## LISTED RECORDS
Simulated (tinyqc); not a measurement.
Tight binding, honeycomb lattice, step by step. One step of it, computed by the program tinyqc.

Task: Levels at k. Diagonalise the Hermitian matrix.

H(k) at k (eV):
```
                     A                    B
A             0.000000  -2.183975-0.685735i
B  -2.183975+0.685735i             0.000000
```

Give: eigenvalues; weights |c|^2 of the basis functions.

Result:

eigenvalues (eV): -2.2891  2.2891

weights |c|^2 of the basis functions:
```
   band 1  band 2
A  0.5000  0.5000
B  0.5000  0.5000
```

## WORK ORDER
Each line of the data is to be transcribed exactly.

## WRITTEN REPLY
Simulated (tinyqc); not a measurement.
Tight binding, honeycomb lattice, step by step. One step of it, computed by the program tinyqc.

Task: Levels at k. Diagonalise the Hermitian matrix.

H(k) at k (eV):
```
                     A                    B
A             0.000000  -2.183975-0.685735i
B  -2.183975+0.685735i             0.000000
```

Give: eigenvalues; weights |c|^2 of the basis functions.

Result:

eigenvalues (eV): -2.2891  2.2891

weights |c|^2 of the basis functions:
```
   band 1  band 2
A  0.5000  0.5000
B  0.5000  0.5000
```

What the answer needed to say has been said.